*** Recorded information ***

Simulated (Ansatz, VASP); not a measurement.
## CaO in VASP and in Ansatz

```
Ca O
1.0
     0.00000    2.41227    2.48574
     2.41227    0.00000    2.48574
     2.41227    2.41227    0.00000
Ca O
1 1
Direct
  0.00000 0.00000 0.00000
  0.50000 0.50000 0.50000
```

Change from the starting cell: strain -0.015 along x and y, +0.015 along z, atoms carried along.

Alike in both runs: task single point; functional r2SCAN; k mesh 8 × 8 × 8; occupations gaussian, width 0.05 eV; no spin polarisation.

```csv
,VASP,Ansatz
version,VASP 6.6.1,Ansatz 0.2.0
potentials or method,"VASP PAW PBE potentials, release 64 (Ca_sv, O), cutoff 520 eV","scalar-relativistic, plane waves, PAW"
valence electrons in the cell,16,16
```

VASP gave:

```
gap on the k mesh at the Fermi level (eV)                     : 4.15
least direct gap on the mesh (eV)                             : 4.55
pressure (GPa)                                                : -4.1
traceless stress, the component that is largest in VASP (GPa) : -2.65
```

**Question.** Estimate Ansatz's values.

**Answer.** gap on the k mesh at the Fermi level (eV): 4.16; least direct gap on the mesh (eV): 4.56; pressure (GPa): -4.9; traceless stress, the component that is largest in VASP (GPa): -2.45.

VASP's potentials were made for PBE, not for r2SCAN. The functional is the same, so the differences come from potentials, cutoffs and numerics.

*** End of Recorded information ***

Brief: Quote the listing above from its first line to the line with "VASP (GPa): -2.45.", inclusive, and add nothing.

Written reply:
Simulated (Ansatz, VASP); not a measurement.
## CaO in VASP and in Ansatz

```
Ca O
1.0
     0.00000    2.41227    2.48574
     2.41227    0.00000    2.48574
     2.41227    2.41227    0.00000
Ca O
1 1
Direct
  0.00000 0.00000 0.00000
  0.50000 0.50000 0.50000
```

Change from the starting cell: strain -0.015 along x and y, +0.015 along z, atoms carried along.

Alike in both runs: task single point; functional r2SCAN; k mesh 8 × 8 × 8; occupations gaussian, width 0.05 eV; no spin polarisation.

```csv
,VASP,Ansatz
version,VASP 6.6.1,Ansatz 0.2.0
potentials or method,"VASP PAW PBE potentials, release 64 (Ca_sv, O), cutoff 520 eV","scalar-relativistic, plane waves, PAW"
valence electrons in the cell,16,16
```

VASP gave:

```
gap on the k mesh at the Fermi level (eV)                     : 4.15
least direct gap on the mesh (eV)                             : 4.55
pressure (GPa)                                                : -4.1
traceless stress, the component that is largest in VASP (GPa) : -2.65
```

**Question.** Estimate Ansatz's values.

**Answer.** gap on the k mesh at the Fermi level (eV): 4.16; least direct gap on the mesh (eV): 4.56; pressure (GPa): -4.9; traceless stress, the component that is largest in VASP (GPa): -2.45.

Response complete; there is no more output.